Return the lines from the start of the data through the line with "These settings aren't". Include both of those lines and no others.

* [Data section]
********************
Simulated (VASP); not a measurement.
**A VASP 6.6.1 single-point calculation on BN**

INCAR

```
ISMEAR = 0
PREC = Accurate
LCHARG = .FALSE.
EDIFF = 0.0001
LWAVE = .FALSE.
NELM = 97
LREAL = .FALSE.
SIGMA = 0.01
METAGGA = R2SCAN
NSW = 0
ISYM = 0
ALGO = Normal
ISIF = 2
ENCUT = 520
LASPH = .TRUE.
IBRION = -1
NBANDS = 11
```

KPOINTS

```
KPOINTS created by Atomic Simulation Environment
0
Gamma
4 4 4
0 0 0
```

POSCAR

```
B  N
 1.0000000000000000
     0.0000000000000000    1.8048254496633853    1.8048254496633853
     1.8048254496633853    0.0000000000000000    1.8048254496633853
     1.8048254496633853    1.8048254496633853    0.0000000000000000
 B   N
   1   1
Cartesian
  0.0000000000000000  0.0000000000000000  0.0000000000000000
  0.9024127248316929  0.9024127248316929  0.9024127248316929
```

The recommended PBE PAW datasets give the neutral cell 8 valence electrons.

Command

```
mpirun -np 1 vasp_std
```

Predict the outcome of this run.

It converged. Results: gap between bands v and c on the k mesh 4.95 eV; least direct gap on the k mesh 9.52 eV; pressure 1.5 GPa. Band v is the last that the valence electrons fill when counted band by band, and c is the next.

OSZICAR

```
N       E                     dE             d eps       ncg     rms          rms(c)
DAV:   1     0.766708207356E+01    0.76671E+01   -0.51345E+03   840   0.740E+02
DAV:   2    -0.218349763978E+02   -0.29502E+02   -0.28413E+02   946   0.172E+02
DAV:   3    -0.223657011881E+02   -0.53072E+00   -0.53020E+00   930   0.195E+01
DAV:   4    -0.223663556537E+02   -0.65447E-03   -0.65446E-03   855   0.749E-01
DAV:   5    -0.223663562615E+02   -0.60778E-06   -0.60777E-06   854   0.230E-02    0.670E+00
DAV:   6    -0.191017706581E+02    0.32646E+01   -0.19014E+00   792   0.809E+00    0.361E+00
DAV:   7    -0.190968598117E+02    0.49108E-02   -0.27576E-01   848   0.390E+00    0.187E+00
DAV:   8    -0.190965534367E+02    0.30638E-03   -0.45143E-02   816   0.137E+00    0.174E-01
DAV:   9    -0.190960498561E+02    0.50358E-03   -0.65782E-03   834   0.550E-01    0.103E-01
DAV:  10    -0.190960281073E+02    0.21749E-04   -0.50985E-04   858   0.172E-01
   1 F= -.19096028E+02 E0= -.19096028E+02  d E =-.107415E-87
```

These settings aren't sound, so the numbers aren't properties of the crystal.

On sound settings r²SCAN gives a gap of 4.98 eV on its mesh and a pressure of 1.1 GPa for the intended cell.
********************

* [Written answer]
Simulated (VASP); not a measurement.
**A VASP 6.6.1 single-point calculation on BN**

INCAR

```
ISMEAR = 0
PREC = Accurate
LCHARG = .FALSE.
EDIFF = 0.0001
LWAVE = .FALSE.
NELM = 97
LREAL = .FALSE.
SIGMA = 0.01
METAGGA = R2SCAN
NSW = 0
ISYM = 0
ALGO = Normal
ISIF = 2
ENCUT = 520
LASPH = .TRUE.
IBRION = -1
NBANDS = 11
```

KPOINTS

```
KPOINTS created by Atomic Simulation Environment
0
Gamma
4 4 4
0 0 0
```

POSCAR

```
B  N
 1.0000000000000000
     0.0000000000000000    1.8048254496633853    1.8048254496633853
     1.8048254496633853    0.0000000000000000    1.8048254496633853
     1.8048254496633853    1.8048254496633853    0.0000000000000000
 B   N
   1   1
Cartesian
  0.0000000000000000  0.0000000000000000  0.0000000000000000
  0.9024127248316929  0.9024127248316929  0.9024127248316929
```

The recommended PBE PAW datasets give the neutral cell 8 valence electrons.

Command

```
mpirun -np 1 vasp_std
```

Predict the outcome of this run.

It converged. Results: gap between bands v and c on the k mesh 4.95 eV; least direct gap on the k mesh 9.52 eV; pressure 1.5 GPa. Band v is the last that the valence electrons fill when counted band by band, and c is the next.

OSZICAR

```
N       E                     dE             d eps       ncg     rms          rms(c)
DAV:   1     0.766708207356E+01    0.76671E+01   -0.51345E+03   840   0.740E+02
DAV:   2    -0.218349763978E+02   -0.29502E+02   -0.28413E+02   946   0.172E+02
DAV:   3    -0.223657011881E+02   -0.53072E+00   -0.53020E+00   930   0.195E+01
DAV:   4    -0.223663556537E+02   -0.65447E-03   -0.65446E-03   855   0.749E-01
DAV:   5    -0.223663562615E+02   -0.60778E-06   -0.60777E-06   854   0.230E-02    0.670E+00
DAV:   6    -0.191017706581E+02    0.32646E+01   -0.19014E+00   792   0.809E+00    0.361E+00
DAV:   7    -0.190968598117E+02    0.49108E-02   -0.27576E-01   848   0.390E+00    0.187E+00
DAV:   8    -0.190965534367E+02    0.30638E-03   -0.45143E-02   816   0.137E+00    0.174E-01
DAV:   9    -0.190960498561E+02    0.50358E-03   -0.65782E-03   834   0.550E-01    0.103E-01
DAV:  10    -0.190960281073E+02    0.21749E-04   -0.50985E-04   858   0.172E-01
   1 F= -.19096028E+02 E0= -.19096028E+02  d E =-.107415E-87
```

These settings aren't sound, so the numbers aren't properties of the crystal.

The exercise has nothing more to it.